Start of DATA TO EXAMINE

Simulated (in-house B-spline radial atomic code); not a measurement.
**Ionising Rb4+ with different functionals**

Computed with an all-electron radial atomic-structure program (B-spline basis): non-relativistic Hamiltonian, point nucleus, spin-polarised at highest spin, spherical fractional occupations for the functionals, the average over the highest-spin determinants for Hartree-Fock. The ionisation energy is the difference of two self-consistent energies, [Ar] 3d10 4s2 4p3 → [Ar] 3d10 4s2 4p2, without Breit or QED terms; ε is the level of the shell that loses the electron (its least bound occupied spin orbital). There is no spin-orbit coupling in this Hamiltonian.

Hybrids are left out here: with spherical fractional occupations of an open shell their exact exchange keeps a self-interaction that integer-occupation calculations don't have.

End of DATA TO EXAMINE

### TASK ITEM
Send back the lines of the records word for word, from the very first through the line containing "with different functionals**".

### TASK SOLUTION
Simulated (in-house B-spline radial atomic code); not a measurement.
**Ionising Rb4+ with different functionals**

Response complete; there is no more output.